_MATERIAL SUPPLIED_
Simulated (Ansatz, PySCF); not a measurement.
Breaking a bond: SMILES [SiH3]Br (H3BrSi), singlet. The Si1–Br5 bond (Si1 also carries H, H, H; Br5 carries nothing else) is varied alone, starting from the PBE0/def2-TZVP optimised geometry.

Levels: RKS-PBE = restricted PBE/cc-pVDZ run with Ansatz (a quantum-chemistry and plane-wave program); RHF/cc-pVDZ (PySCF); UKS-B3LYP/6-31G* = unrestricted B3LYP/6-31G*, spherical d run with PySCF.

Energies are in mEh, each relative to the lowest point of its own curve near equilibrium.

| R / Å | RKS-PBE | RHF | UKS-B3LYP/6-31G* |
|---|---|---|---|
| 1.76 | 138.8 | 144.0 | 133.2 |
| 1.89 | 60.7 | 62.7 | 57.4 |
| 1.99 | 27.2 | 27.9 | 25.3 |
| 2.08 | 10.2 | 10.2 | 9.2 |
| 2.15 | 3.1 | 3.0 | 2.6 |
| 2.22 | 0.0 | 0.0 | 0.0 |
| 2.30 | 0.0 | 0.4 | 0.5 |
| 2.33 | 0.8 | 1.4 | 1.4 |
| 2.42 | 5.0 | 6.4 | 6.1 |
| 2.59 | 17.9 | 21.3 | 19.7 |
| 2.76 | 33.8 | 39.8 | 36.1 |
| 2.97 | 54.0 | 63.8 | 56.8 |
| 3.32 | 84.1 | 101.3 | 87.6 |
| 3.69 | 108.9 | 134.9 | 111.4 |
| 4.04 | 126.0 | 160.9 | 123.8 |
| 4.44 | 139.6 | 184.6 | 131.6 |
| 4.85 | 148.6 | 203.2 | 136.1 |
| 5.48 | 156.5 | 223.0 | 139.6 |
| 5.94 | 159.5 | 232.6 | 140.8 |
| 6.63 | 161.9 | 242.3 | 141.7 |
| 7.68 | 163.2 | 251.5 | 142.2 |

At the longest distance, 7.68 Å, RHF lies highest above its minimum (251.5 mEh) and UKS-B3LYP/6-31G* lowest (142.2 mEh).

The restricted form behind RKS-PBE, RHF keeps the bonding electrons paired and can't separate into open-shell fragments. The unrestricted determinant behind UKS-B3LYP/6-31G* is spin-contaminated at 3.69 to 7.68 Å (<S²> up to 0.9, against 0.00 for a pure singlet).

_WORK ORDER_
Give back, exactly as written, the stretch from the line with "242.3 | 141.7 |" through the line with "At the longest", and no other lines from the records above.

_RESPONSE BOX_
| 6.63 | 161.9 | 242.3 | 141.7 |
| 7.68 | 163.2 | 251.5 | 142.2 |

At the longest distance, 7.68 Å, RHF lies highest above its minimum (251.5 mEh) and UKS-B3LYP/6-31G* lowest (142.2 mEh).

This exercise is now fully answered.